#### [REQUIRED ACTION]
All lines between the start of the listing below and the line containing "left out above.", inclusive, must be repeated exactly.

#### [EXCERPTED DATA]
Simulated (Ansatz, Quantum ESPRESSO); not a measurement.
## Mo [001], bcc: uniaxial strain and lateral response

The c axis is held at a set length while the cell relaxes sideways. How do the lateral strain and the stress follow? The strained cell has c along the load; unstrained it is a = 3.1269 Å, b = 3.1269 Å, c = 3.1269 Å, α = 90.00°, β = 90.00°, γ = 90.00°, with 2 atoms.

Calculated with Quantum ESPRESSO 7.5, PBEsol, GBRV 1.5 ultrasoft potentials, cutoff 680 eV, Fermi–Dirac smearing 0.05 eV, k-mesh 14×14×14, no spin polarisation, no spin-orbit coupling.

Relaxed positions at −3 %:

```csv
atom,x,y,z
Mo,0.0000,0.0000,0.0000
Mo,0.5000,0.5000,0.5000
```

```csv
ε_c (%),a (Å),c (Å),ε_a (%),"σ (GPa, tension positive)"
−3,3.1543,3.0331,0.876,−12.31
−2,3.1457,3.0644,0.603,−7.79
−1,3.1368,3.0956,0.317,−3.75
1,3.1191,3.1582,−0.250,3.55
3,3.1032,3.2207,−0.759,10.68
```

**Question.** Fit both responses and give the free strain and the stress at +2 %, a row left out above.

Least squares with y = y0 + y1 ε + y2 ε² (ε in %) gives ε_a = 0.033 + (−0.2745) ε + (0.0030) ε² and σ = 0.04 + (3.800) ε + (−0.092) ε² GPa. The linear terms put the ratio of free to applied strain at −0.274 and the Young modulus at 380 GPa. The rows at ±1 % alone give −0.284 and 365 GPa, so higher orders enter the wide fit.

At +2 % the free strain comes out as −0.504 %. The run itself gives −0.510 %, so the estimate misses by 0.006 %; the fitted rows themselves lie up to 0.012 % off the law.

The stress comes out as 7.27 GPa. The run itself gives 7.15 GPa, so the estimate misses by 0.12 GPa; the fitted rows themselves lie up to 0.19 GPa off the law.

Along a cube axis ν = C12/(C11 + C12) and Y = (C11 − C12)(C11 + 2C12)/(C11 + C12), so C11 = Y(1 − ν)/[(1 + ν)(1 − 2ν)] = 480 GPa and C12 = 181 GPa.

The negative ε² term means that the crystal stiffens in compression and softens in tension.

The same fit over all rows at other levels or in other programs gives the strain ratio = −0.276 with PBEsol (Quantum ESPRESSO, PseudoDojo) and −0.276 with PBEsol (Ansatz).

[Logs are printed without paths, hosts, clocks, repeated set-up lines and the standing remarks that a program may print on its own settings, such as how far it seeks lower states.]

#### [RESPONSE]
Simulated (Ansatz, Quantum ESPRESSO); not a measurement.
## Mo [001], bcc: uniaxial strain and lateral response

The c axis is held at a set length while the cell relaxes sideways. How do the lateral strain and the stress follow? The strained cell has c along the load; unstrained it is a = 3.1269 Å, b = 3.1269 Å, c = 3.1269 Å, α = 90.00°, β = 90.00°, γ = 90.00°, with 2 atoms.

Calculated with Quantum ESPRESSO 7.5, PBEsol, GBRV 1.5 ultrasoft potentials, cutoff 680 eV, Fermi–Dirac smearing 0.05 eV, k-mesh 14×14×14, no spin polarisation, no spin-orbit coupling.

Relaxed positions at −3 %:

```csv
atom,x,y,z
Mo,0.0000,0.0000,0.0000
Mo,0.5000,0.5000,0.5000
```

```csv
ε_c (%),a (Å),c (Å),ε_a (%),"σ (GPa, tension positive)"
−3,3.1543,3.0331,0.876,−12.31
−2,3.1457,3.0644,0.603,−7.79
−1,3.1368,3.0956,0.317,−3.75
1,3.1191,3.1582,−0.250,3.55
3,3.1032,3.2207,−0.759,10.68
```

**Question.** Fit both responses and give the free strain and the stress at +2 %, a row left out above.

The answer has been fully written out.